_Work order_:
Every single line below has to be printed once more, exactly.

_Dataset entries_:
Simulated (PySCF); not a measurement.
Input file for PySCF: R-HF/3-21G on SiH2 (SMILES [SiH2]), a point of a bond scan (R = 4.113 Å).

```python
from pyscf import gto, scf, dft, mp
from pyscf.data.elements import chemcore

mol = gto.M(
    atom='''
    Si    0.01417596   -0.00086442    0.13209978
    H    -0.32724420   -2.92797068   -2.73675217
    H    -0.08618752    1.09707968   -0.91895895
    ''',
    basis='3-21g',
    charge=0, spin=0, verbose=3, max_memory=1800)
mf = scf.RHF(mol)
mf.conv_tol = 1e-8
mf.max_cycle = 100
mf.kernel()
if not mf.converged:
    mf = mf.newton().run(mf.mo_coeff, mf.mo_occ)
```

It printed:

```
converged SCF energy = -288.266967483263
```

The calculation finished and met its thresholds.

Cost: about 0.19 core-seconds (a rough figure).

_Your response_:
Simulated (PySCF); not a measurement.
Input file for PySCF: R-HF/3-21G on SiH2 (SMILES [SiH2]), a point of a bond scan (R = 4.113 Å).

```python
from pyscf import gto, scf, dft, mp
from pyscf.data.elements import chemcore

mol = gto.M(
    atom='''
    Si    0.01417596   -0.00086442    0.13209978
    H    -0.32724420   -2.92797068   -2.73675217
    H    -0.08618752    1.09707968   -0.91895895
    ''',
    basis='3-21g',
    charge=0, spin=0, verbose=3, max_memory=1800)
mf = scf.RHF(mol)
mf.conv_tol = 1e-8
mf.max_cycle = 100
mf.kernel()
if not mf.converged:
    mf = mf.newton().run(mf.mo_coeff, mf.mo_occ)
```

It printed:

```
converged SCF energy = -288.266967483263
```

The calculation finished and met its thresholds.

Cost: about 0.19 core-seconds (a rough figure).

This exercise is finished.